•••••
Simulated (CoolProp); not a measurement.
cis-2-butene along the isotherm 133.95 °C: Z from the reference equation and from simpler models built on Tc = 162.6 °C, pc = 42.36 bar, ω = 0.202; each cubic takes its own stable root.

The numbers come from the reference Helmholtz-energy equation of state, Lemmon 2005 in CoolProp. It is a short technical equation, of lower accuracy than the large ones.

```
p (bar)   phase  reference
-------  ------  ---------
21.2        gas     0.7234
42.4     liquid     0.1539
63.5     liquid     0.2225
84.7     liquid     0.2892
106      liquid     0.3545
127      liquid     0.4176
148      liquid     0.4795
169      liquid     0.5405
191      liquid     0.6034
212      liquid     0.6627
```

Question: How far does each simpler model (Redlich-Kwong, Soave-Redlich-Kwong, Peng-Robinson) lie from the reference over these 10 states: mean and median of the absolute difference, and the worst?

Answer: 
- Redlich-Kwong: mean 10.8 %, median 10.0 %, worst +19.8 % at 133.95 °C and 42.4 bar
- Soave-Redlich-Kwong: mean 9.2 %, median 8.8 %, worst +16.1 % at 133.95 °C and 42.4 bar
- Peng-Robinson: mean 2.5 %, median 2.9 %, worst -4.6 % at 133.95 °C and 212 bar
•••••

→ Work order
Transcribe verbatim. Cover the lines from the first line of the entries above to the line containing "- Soave-Redlich-Kwong: mean", inclusive.

→ Task response
Simulated (CoolProp); not a measurement.
cis-2-butene along the isotherm 133.95 °C: Z from the reference equation and from simpler models built on Tc = 162.6 °C, pc = 42.36 bar, ω = 0.202; each cubic takes its own stable root.

The numbers come from the reference Helmholtz-energy equation of state, Lemmon 2005 in CoolProp. It is a short technical equation, of lower accuracy than the large ones.

```
p (bar)   phase  reference
-------  ------  ---------
21.2        gas     0.7234
42.4     liquid     0.1539
63.5     liquid     0.2225
84.7     liquid     0.2892
106      liquid     0.3545
127      liquid     0.4176
148      liquid     0.4795
169      liquid     0.5405
191      liquid     0.6034
212      liquid     0.6627
```

Question: How far does each simpler model (Redlich-Kwong, Soave-Redlich-Kwong, Peng-Robinson) lie from the reference over these 10 states: mean and median of the absolute difference, and the worst?

Answer: 
- Redlich-Kwong: mean 10.8 %, median 10.0 %, worst +19.8 % at 133.95 °C and 42.4 bar
- Soave-Redlich-Kwong: mean 9.2 %, median 8.8 %, worst +16.1 % at 133.95 °C and 42.4 bar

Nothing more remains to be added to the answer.